Repeat every record exactly as given.

=== Begin Enclosure ===
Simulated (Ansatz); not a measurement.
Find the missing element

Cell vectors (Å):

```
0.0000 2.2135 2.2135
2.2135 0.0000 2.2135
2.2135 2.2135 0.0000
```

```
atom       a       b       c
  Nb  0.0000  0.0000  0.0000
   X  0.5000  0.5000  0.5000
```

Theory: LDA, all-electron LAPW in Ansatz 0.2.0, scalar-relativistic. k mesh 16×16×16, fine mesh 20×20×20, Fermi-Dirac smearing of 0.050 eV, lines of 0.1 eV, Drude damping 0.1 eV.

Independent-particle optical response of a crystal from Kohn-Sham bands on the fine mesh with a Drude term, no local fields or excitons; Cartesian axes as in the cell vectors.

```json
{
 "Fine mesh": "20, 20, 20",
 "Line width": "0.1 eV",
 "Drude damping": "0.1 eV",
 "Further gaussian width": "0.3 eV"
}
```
=== End Enclosure ===

Answer area »
Simulated (Ansatz); not a measurement.
Find the missing element

Cell vectors (Å):

```
0.0000 2.2135 2.2135
2.2135 0.0000 2.2135
2.2135 2.2135 0.0000
```

```
atom       a       b       c
  Nb  0.0000  0.0000  0.0000
   X  0.5000  0.5000  0.5000
```

Theory: LDA, all-electron LAPW in Ansatz 0.2.0, scalar-relativistic. k mesh 16×16×16, fine mesh 20×20×20, Fermi-Dirac smearing of 0.050 eV, lines of 0.1 eV, Drude damping 0.1 eV.

Independent-particle optical response of a crystal from Kohn-Sham bands on the fine mesh with a Drude term, no local fields or excitons; Cartesian axes as in the cell vectors.

```json
{
 "Fine mesh": "20, 20, 20",
 "Line width": "0.1 eV",
 "Drude damping": "0.1 eV",
 "Further gaussian width": "0.3 eV"
}
```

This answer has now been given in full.